__Data provided__
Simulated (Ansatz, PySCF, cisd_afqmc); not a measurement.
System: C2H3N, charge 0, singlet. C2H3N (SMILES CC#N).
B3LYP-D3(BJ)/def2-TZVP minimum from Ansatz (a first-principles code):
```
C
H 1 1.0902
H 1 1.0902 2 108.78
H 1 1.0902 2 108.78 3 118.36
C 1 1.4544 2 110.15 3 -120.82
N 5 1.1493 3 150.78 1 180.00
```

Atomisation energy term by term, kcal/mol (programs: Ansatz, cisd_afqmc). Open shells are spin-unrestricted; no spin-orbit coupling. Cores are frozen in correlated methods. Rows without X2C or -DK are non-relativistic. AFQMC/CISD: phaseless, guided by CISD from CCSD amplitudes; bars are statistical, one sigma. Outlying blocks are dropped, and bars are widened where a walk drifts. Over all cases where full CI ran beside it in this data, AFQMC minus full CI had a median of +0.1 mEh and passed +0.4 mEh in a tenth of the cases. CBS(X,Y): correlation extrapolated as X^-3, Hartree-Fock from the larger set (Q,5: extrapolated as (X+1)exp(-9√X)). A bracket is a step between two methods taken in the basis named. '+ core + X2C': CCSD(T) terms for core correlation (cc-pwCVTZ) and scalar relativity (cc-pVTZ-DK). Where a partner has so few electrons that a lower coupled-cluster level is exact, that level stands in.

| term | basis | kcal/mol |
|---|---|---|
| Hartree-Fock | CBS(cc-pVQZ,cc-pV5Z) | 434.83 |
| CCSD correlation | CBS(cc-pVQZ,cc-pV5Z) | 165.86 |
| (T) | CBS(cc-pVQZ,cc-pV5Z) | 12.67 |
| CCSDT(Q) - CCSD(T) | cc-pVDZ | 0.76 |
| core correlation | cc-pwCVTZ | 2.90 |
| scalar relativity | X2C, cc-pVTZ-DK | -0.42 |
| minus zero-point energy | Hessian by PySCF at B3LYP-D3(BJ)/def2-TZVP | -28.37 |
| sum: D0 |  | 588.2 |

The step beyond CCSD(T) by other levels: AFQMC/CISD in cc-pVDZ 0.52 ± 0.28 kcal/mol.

__Work request__
Looking at the entries above, can you reproduce exactly the lines from the one that holds "Atomisation energy term" through the one that holds "cc-pVTZ-DK | -0.42 |", and only those?

__Exercise solution__
Atomisation energy term by term, kcal/mol (programs: Ansatz, cisd_afqmc). Open shells are spin-unrestricted; no spin-orbit coupling. Cores are frozen in correlated methods. Rows without X2C or -DK are non-relativistic. AFQMC/CISD: phaseless, guided by CISD from CCSD amplitudes; bars are statistical, one sigma. Outlying blocks are dropped, and bars are widened where a walk drifts. Over all cases where full CI ran beside it in this data, AFQMC minus full CI had a median of +0.1 mEh and passed +0.4 mEh in a tenth of the cases. CBS(X,Y): correlation extrapolated as X^-3, Hartree-Fock from the larger set (Q,5: extrapolated as (X+1)exp(-9√X)). A bracket is a step between two methods taken in the basis named. '+ core + X2C': CCSD(T) terms for core correlation (cc-pwCVTZ) and scalar relativity (cc-pVTZ-DK). Where a partner has so few electrons that a lower coupled-cluster level is exact, that level stands in.

| term | basis | kcal/mol |
|---|---|---|
| Hartree-Fock | CBS(cc-pVQZ,cc-pV5Z) | 434.83 |
| CCSD correlation | CBS(cc-pVQZ,cc-pV5Z) | 165.86 |
| (T) | CBS(cc-pVQZ,cc-pV5Z) | 12.67 |
| CCSDT(Q) - CCSD(T) | cc-pVDZ | 0.76 |
| core correlation | cc-pwCVTZ | 2.90 |
| scalar relativity | X2C, cc-pVTZ-DK | -0.42 |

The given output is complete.